* [Activity]:
Since each line must match the original, copy out the records with no differences at all.

* [Provided material]:
________________________________________

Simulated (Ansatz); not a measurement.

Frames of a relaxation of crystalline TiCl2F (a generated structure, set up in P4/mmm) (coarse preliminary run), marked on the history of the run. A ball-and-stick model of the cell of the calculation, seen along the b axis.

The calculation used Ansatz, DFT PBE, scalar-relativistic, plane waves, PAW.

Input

________________________________________

* [Task output]:
Simulated (Ansatz); not a measurement.

Frames of a relaxation of crystalline TiCl2F (a generated structure, set up in P4/mmm) (coarse preliminary run), marked on the history of the run. A ball-and-stick model of the cell of the calculation, seen along the b axis.

The calculation used Ansatz, DFT PBE, scalar-relativistic, plane waves, PAW.

Input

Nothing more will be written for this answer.